*Work order*
All lines up to and including the one that contains "Starting moments (μB, in" are to be transcribed exactly, starting from the first line of the records.

*Material provided*
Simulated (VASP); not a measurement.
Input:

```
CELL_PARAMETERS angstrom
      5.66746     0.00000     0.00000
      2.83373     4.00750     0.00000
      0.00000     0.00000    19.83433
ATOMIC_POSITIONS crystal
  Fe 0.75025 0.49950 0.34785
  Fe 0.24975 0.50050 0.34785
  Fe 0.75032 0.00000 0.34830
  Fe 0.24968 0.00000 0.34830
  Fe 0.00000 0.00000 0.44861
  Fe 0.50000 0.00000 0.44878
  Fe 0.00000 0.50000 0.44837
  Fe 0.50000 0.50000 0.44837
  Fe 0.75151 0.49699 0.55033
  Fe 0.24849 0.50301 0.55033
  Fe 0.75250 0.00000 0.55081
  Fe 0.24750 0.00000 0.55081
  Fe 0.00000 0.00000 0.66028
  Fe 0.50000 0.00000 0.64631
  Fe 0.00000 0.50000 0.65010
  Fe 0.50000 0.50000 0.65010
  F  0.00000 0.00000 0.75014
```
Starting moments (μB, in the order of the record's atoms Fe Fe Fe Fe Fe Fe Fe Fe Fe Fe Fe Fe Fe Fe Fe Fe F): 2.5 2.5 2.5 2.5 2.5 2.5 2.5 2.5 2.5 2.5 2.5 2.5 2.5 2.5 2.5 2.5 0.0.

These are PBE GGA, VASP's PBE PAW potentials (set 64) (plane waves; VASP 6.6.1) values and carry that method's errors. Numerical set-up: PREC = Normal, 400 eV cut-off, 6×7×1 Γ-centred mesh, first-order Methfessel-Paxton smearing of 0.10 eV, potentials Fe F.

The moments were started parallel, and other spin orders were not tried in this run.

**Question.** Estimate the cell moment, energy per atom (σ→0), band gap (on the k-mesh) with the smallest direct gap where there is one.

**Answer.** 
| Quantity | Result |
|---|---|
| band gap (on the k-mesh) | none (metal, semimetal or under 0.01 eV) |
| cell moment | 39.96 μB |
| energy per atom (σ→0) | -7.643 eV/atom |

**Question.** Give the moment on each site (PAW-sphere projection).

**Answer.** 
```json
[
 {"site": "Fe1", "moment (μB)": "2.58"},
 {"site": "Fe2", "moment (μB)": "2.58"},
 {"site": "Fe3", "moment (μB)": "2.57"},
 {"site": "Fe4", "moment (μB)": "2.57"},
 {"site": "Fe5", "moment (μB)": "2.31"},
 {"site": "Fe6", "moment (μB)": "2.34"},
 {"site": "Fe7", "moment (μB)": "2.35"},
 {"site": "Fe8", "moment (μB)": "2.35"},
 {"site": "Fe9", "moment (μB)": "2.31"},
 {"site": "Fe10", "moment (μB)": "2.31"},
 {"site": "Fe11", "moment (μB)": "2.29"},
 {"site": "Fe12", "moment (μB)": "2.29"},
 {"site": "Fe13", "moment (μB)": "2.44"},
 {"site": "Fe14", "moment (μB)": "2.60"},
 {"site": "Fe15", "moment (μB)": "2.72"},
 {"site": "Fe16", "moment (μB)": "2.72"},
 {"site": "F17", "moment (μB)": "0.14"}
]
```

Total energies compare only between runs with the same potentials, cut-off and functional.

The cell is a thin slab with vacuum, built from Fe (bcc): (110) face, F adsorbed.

*Exercise result*
Simulated (VASP); not a measurement.
Input:

```
CELL_PARAMETERS angstrom
      5.66746     0.00000     0.00000
      2.83373     4.00750     0.00000
      0.00000     0.00000    19.83433
ATOMIC_POSITIONS crystal
  Fe 0.75025 0.49950 0.34785
  Fe 0.24975 0.50050 0.34785
  Fe 0.75032 0.00000 0.34830
  Fe 0.24968 0.00000 0.34830
  Fe 0.00000 0.00000 0.44861
  Fe 0.50000 0.00000 0.44878
  Fe 0.00000 0.50000 0.44837
  Fe 0.50000 0.50000 0.44837
  Fe 0.75151 0.49699 0.55033
  Fe 0.24849 0.50301 0.55033
  Fe 0.75250 0.00000 0.55081
  Fe 0.24750 0.00000 0.55081
  Fe 0.00000 0.00000 0.66028
  Fe 0.50000 0.00000 0.64631
  Fe 0.00000 0.50000 0.65010
  Fe 0.50000 0.50000 0.65010
  F  0.00000 0.00000 0.75014
```
Starting moments (μB, in the order of the record's atoms Fe Fe Fe Fe Fe Fe Fe Fe Fe Fe Fe Fe Fe Fe Fe Fe F): 2.5 2.5 2.5 2.5 2.5 2.5 2.5 2.5 2.5 2.5 2.5 2.5 2.5 2.5 2.5 2.5 0.0.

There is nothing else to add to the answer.